**Requirement**
Please print the whole listing again, exactly as shown.

▬▬▬▬▬▬▬▬▬▬
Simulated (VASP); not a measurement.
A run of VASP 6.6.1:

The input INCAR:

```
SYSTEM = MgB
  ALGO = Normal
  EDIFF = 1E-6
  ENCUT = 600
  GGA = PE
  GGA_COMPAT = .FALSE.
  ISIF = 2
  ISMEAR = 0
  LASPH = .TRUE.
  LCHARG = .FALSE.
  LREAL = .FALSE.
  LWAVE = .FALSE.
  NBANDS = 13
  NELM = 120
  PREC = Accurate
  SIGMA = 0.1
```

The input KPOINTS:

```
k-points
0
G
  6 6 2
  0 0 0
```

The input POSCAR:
▬▬▬▬▬▬▬▬▬▬

**Answer section**
Simulated (VASP); not a measurement.
A run of VASP 6.6.1:

The input INCAR:

```
SYSTEM = MgB
  ALGO = Normal
  EDIFF = 1E-6
  ENCUT = 600
  GGA = PE
  GGA_COMPAT = .FALSE.
  ISIF = 2
  ISMEAR = 0
  LASPH = .TRUE.
  LCHARG = .FALSE.
  LREAL = .FALSE.
  LWAVE = .FALSE.
  NBANDS = 13
  NELM = 120
  PREC = Accurate
  SIGMA = 0.1
```

The input KPOINTS:

```
k-points
0
G
  6 6 2
  0 0 0
```

The input POSCAR:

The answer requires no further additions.